REQUIRED ACTION >> Word for word, return the lines from the start of the entries below through the line that has "by how much?**".

DATA >>
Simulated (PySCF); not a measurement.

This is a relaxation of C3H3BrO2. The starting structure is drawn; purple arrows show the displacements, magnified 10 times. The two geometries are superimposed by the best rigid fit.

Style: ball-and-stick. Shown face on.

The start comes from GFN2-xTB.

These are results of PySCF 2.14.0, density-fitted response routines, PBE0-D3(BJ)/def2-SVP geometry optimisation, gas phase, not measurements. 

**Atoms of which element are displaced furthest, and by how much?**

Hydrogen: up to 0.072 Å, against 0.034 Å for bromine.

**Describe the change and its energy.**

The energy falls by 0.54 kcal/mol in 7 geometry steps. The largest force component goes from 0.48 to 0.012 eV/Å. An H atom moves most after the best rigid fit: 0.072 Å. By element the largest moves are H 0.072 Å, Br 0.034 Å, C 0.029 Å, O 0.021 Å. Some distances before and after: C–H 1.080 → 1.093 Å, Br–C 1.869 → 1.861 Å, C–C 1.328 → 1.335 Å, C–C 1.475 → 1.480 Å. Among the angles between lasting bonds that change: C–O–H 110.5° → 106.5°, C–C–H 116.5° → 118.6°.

EXERCISE ANSWER >>
Simulated (PySCF); not a measurement.

This is a relaxation of C3H3BrO2. The starting structure is drawn; purple arrows show the displacements, magnified 10 times. The two geometries are superimposed by the best rigid fit.

Style: ball-and-stick. Shown face on.

The start comes from GFN2-xTB.

These are results of PySCF 2.14.0, density-fitted response routines, PBE0-D3(BJ)/def2-SVP geometry optimisation, gas phase, not measurements. 

**Atoms of which element are displaced furthest, and by how much?**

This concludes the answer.